Line by line, reproduce exactly the beginning of the listing below, ending with the line that contains "(2) Predict the pressure." and adding nothing.

☆ ☆ ☆ ☆ ☆

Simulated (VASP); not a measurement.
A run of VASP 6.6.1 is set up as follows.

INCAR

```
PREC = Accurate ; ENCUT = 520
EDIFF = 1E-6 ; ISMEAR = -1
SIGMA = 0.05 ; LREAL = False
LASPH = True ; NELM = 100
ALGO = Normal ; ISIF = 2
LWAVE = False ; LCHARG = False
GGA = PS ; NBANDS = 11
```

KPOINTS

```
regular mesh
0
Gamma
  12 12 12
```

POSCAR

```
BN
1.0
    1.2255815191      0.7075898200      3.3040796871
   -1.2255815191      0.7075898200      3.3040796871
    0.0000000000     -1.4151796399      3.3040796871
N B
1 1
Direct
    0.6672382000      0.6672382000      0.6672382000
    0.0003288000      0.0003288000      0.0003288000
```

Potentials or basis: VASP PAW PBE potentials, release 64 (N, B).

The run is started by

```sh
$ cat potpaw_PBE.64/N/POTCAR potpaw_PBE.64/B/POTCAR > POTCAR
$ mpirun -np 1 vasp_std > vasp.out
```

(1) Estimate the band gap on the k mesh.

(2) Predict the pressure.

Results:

☆ ☆ ☆ ☆ ☆

• [Worked solution]:
Simulated (VASP); not a measurement.
A run of VASP 6.6.1 is set up as follows.

INCAR

```
PREC = Accurate ; ENCUT = 520
EDIFF = 1E-6 ; ISMEAR = -1
SIGMA = 0.05 ; LREAL = False
LASPH = True ; NELM = 100
ALGO = Normal ; ISIF = 2
LWAVE = False ; LCHARG = False
GGA = PS ; NBANDS = 11
```

KPOINTS

```
regular mesh
0
Gamma
  12 12 12
```

POSCAR

```
BN
1.0
    1.2255815191      0.7075898200      3.3040796871
   -1.2255815191      0.7075898200      3.3040796871
    0.0000000000     -1.4151796399      3.3040796871
N B
1 1
Direct
    0.6672382000      0.6672382000      0.6672382000
    0.0003288000      0.0003288000      0.0003288000
```

Potentials or basis: VASP PAW PBE potentials, release 64 (N, B).

The run is started by

```sh
$ cat potpaw_PBE.64/N/POTCAR potpaw_PBE.64/B/POTCAR > POTCAR
$ mpirun -np 1 vasp_std > vasp.out
```

(1) Estimate the band gap on the k mesh.

(2) Predict the pressure.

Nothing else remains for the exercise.